- EXERCISE
Stop after the line containing "Worked calculation: CID"; retype every line of the data before it exactly, starting from the first.

====== RECORD SET
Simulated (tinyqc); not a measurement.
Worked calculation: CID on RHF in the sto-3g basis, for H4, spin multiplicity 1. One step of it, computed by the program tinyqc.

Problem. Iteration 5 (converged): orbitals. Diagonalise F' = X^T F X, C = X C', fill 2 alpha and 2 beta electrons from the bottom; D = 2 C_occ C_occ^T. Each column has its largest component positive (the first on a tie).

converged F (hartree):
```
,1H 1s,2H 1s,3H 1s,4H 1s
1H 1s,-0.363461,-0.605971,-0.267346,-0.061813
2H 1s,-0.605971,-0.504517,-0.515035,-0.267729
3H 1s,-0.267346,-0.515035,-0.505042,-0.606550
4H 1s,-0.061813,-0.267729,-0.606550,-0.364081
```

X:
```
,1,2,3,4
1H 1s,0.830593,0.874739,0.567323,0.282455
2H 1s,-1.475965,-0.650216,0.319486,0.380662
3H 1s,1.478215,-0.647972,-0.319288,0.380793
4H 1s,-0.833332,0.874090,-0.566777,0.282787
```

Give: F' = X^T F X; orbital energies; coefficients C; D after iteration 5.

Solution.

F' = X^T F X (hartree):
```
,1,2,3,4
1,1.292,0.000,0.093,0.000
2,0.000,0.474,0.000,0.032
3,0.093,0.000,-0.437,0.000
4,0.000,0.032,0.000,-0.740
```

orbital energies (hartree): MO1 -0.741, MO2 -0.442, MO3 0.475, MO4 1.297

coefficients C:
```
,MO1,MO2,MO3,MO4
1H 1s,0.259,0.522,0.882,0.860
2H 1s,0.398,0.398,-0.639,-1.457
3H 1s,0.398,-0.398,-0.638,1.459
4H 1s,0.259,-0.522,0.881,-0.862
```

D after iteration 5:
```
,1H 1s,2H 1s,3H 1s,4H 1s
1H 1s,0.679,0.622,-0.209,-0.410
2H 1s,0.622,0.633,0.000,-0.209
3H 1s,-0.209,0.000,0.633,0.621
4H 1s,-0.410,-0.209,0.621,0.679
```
============

- RESPONSE BOX
Simulated (tinyqc); not a measurement.
Worked calculation: CID on RHF in the sto-3g basis, for H4, spin multiplicity 1. One step of it, computed by the program tinyqc.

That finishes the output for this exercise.